****
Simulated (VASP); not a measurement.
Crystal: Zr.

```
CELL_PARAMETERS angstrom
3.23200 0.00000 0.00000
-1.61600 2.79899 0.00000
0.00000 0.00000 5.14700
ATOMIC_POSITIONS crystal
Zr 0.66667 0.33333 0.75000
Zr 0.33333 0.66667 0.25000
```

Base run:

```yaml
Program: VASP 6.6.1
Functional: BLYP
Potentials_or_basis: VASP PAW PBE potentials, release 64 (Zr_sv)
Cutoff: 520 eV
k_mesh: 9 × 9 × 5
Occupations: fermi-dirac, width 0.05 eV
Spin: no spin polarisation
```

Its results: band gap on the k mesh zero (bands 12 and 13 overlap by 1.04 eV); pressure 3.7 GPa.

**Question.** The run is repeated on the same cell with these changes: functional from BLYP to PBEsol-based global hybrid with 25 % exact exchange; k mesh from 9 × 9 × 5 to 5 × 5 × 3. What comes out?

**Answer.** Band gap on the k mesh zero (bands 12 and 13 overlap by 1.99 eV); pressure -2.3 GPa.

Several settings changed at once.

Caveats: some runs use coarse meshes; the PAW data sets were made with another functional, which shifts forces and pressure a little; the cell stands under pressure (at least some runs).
****

» **Work request**:
Nothing but the lines above from the one containing "Crystal: Zr." through the one containing "Several settings changed at once." should appear in the answer, each repeated exactly.

» **Answer box**:
Crystal: Zr.

```
CELL_PARAMETERS angstrom
3.23200 0.00000 0.00000
-1.61600 2.79899 0.00000
0.00000 0.00000 5.14700
ATOMIC_POSITIONS crystal
Zr 0.66667 0.33333 0.75000
Zr 0.33333 0.66667 0.25000
```

Base run:

```yaml
Program: VASP 6.6.1
Functional: BLYP
Potentials_or_basis: VASP PAW PBE potentials, release 64 (Zr_sv)
Cutoff: 520 eV
k_mesh: 9 × 9 × 5
Occupations: fermi-dirac, width 0.05 eV
Spin: no spin polarisation
```

Its results: band gap on the k mesh zero (bands 12 and 13 overlap by 1.04 eV); pressure 3.7 GPa.

**Question.** The run is repeated on the same cell with these changes: functional from BLYP to PBEsol-based global hybrid with 25 % exact exchange; k mesh from 9 × 9 × 5 to 5 × 5 × 3. What comes out?

**Answer.** Band gap on the k mesh zero (bands 12 and 13 overlap by 1.99 eV); pressure -2.3 GPa.

Several settings changed at once.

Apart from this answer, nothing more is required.